### Given records
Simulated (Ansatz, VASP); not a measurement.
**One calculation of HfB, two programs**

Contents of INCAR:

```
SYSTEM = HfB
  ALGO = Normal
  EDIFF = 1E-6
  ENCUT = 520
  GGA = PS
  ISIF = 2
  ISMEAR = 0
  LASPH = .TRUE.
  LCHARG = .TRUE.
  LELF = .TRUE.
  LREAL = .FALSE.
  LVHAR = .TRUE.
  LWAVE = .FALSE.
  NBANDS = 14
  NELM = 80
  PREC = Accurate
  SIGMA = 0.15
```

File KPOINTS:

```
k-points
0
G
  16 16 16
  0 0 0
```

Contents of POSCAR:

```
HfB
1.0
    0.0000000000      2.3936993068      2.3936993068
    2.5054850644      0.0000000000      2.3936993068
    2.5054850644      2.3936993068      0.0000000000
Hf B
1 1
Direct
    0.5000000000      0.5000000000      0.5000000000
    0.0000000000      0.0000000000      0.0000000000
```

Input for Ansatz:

### Work request
Output the whole listing word for word.

### Response
Simulated (Ansatz, VASP); not a measurement.
**One calculation of HfB, two programs**

Contents of INCAR:

```
SYSTEM = HfB
  ALGO = Normal
  EDIFF = 1E-6
  ENCUT = 520
  GGA = PS
  ISIF = 2
  ISMEAR = 0
  LASPH = .TRUE.
  LCHARG = .TRUE.
  LELF = .TRUE.
  LREAL = .FALSE.
  LVHAR = .TRUE.
  LWAVE = .FALSE.
  NBANDS = 14
  NELM = 80
  PREC = Accurate
  SIGMA = 0.15
```

File KPOINTS:

```
k-points
0
G
  16 16 16
  0 0 0
```

Contents of POSCAR:

```
HfB
1.0
    0.0000000000      2.3936993068      2.3936993068
    2.5054850644      0.0000000000      2.3936993068
    2.5054850644      2.3936993068      0.0000000000
Hf B
1 1
Direct
    0.5000000000      0.5000000000      0.5000000000
    0.0000000000      0.0000000000      0.0000000000
```

Input for Ansatz:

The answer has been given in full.